>>>>
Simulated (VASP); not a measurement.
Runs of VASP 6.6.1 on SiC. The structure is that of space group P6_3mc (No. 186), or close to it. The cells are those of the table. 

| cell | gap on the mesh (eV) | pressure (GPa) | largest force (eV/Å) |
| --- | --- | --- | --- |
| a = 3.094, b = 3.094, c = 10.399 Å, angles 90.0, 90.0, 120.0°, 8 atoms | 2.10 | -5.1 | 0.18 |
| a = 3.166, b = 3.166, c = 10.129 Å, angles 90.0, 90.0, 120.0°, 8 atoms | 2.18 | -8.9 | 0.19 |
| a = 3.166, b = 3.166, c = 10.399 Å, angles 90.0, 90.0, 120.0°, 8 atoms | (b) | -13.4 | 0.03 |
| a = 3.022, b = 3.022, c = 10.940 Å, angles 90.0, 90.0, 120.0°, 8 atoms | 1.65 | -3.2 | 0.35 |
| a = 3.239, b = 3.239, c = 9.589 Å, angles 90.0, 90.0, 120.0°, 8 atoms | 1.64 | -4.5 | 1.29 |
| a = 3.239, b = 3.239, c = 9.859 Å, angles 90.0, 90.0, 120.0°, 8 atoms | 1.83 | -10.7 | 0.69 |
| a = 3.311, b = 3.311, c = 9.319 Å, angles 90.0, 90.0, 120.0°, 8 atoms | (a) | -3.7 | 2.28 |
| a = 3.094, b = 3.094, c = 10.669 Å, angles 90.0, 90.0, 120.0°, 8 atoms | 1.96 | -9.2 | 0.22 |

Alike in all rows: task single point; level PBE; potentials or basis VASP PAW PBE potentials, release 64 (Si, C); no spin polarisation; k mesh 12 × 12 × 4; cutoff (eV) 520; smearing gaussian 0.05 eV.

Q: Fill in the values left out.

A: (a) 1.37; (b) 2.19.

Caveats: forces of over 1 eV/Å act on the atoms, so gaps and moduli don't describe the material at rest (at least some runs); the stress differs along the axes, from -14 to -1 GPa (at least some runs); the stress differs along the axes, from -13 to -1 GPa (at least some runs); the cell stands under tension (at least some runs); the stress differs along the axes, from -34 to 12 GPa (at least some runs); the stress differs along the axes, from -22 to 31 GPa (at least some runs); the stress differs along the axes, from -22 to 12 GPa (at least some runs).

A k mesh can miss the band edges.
<<<<

Retype every line of the listing, word for word, from its opening line to the line that holds "-10.7 | 0.69 |", and include that last line too.

- [Exercise solution]
Simulated (VASP); not a measurement.
Runs of VASP 6.6.1 on SiC. The structure is that of space group P6_3mc (No. 186), or close to it. The cells are those of the table. 

| cell | gap on the mesh (eV) | pressure (GPa) | largest force (eV/Å) |
| --- | --- | --- | --- |
| a = 3.094, b = 3.094, c = 10.399 Å, angles 90.0, 90.0, 120.0°, 8 atoms | 2.10 | -5.1 | 0.18 |
| a = 3.166, b = 3.166, c = 10.129 Å, angles 90.0, 90.0, 120.0°, 8 atoms | 2.18 | -8.9 | 0.19 |
| a = 3.166, b = 3.166, c = 10.399 Å, angles 90.0, 90.0, 120.0°, 8 atoms | (b) | -13.4 | 0.03 |
| a = 3.022, b = 3.022, c = 10.940 Å, angles 90.0, 90.0, 120.0°, 8 atoms | 1.65 | -3.2 | 0.35 |
| a = 3.239, b = 3.239, c = 9.589 Å, angles 90.0, 90.0, 120.0°, 8 atoms | 1.64 | -4.5 | 1.29 |
| a = 3.239, b = 3.239, c = 9.859 Å, angles 90.0, 90.0, 120.0°, 8 atoms | 1.83 | -10.7 | 0.69 |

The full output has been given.